▶ Requirement
Copy out the entries below exactly as they stand, but only from the line containing "# AlIr (Pm-3m): from strained cells to moduli" through the line containing "Conventional cell: a".

=-=-=

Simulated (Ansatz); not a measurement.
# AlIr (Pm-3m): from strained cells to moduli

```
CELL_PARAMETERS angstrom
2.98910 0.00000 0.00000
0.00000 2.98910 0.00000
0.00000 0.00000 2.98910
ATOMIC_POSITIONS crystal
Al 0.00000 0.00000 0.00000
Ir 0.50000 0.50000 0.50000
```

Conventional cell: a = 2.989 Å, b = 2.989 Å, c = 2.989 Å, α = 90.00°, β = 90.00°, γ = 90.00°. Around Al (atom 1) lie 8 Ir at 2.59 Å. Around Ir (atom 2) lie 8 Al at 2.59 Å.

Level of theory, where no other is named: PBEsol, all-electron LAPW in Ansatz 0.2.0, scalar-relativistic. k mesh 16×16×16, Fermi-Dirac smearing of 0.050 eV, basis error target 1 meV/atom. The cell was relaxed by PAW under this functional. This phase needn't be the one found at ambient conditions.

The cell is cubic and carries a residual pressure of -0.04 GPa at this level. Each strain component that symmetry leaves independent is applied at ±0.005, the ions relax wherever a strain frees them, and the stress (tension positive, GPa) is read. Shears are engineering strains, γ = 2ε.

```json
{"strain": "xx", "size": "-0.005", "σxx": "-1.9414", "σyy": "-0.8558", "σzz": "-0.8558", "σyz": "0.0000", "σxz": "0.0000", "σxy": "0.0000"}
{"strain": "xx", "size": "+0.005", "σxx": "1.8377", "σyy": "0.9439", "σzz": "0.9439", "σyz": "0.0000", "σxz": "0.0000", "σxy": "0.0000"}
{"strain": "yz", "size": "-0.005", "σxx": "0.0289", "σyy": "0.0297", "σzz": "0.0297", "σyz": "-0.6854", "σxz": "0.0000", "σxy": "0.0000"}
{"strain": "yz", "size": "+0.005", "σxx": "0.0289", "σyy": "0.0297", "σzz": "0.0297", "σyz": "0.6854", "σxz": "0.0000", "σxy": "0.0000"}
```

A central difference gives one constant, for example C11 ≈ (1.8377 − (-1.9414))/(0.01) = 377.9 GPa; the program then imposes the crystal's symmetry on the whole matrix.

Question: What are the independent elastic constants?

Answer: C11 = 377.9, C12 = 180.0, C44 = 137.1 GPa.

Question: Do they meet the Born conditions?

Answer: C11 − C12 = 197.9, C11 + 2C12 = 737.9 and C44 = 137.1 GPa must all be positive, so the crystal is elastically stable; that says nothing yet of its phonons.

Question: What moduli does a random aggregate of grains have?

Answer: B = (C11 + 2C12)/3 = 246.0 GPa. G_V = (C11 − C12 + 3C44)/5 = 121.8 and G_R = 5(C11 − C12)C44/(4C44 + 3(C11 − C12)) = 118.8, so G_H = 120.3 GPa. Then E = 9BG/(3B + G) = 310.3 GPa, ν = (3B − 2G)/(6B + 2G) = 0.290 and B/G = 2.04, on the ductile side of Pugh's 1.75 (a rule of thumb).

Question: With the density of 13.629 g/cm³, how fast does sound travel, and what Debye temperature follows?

=-=-=

▶ Worked solution
# AlIr (Pm-3m): from strained cells to moduli

```
CELL_PARAMETERS angstrom
2.98910 0.00000 0.00000
0.00000 2.98910 0.00000
0.00000 0.00000 2.98910
ATOMIC_POSITIONS crystal
Al 0.00000 0.00000 0.00000
Ir 0.50000 0.50000 0.50000
```

Conventional cell: a = 2.989 Å, b = 2.989 Å, c = 2.989 Å, α = 90.00°, β = 90.00°, γ = 90.00°. Around Al (atom 1) lie 8 Ir at 2.59 Å. Around Ir (atom 2) lie 8 Al at 2.59 Å.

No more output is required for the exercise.